**Task item:** Retype all of the records shown beneath this task, exactly as they stand.

**Data:**

§ §

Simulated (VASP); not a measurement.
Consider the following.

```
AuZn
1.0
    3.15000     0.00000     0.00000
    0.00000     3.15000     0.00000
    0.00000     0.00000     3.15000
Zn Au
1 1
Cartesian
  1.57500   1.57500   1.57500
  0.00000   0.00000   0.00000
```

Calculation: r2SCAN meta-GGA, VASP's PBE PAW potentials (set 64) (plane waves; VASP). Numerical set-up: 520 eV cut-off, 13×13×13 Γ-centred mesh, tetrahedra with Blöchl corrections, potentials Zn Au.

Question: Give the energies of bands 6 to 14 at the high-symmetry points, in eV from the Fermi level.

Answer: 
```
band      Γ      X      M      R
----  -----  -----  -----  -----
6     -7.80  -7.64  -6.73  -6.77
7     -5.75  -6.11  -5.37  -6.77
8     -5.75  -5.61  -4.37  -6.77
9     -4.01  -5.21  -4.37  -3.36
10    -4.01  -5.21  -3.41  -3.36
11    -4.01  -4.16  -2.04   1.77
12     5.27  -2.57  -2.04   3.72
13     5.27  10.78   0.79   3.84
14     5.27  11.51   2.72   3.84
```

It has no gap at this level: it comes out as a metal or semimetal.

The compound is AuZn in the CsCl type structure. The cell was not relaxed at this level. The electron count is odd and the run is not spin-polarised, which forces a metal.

§ §

**Answer area:**
Simulated (VASP); not a measurement.
Consider the following.

```
AuZn
1.0
    3.15000     0.00000     0.00000
    0.00000     3.15000     0.00000
    0.00000     0.00000     3.15000
Zn Au
1 1
Cartesian
  1.57500   1.57500   1.57500
  0.00000   0.00000   0.00000
```

Calculation: r2SCAN meta-GGA, VASP's PBE PAW potentials (set 64) (plane waves; VASP). Numerical set-up: 520 eV cut-off, 13×13×13 Γ-centred mesh, tetrahedra with Blöchl corrections, potentials Zn Au.

Question: Give the energies of bands 6 to 14 at the high-symmetry points, in eV from the Fermi level.

Answer: 
```
band      Γ      X      M      R
----  -----  -----  -----  -----
6     -7.80  -7.64  -6.73  -6.77
7     -5.75  -6.11  -5.37  -6.77
8     -5.75  -5.61  -4.37  -6.77
9     -4.01  -5.21  -4.37  -3.36
10    -4.01  -5.21  -3.41  -3.36
11    -4.01  -4.16  -2.04   1.77
12     5.27  -2.57  -2.04   3.72
13     5.27  10.78   0.79   3.84
14     5.27  11.51   2.72   3.84
```

It has no gap at this level: it comes out as a metal or semimetal.

The compound is AuZn in the CsCl type structure. The cell was not relaxed at this level. The electron count is odd and the run is not spin-polarised, which forces a metal.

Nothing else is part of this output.